*** Listed entries ***

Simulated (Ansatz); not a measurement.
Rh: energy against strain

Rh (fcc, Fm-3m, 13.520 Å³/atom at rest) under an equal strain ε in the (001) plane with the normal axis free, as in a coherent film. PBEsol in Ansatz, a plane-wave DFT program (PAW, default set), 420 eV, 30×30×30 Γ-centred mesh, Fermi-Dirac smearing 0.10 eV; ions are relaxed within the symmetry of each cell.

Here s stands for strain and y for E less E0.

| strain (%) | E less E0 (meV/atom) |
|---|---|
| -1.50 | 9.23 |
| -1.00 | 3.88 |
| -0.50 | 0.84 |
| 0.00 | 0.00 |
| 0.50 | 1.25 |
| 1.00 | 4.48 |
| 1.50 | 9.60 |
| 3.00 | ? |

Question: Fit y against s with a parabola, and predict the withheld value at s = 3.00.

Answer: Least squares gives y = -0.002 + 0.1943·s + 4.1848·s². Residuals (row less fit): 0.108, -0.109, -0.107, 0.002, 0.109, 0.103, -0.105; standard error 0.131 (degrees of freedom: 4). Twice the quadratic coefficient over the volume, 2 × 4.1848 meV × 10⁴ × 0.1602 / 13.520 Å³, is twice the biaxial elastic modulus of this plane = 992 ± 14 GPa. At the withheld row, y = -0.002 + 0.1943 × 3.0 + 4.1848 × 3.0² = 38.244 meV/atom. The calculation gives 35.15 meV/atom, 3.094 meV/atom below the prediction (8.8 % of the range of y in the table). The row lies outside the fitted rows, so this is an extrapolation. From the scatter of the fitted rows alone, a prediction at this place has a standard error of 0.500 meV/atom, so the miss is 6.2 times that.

*** End of Listed entries ***

#### Activity
Reproduce exactly the lines that run from the start of the records to the line with "Rh: energy against strain", both included.

#### Response box
Simulated (Ansatz); not a measurement.
Rh: energy against strain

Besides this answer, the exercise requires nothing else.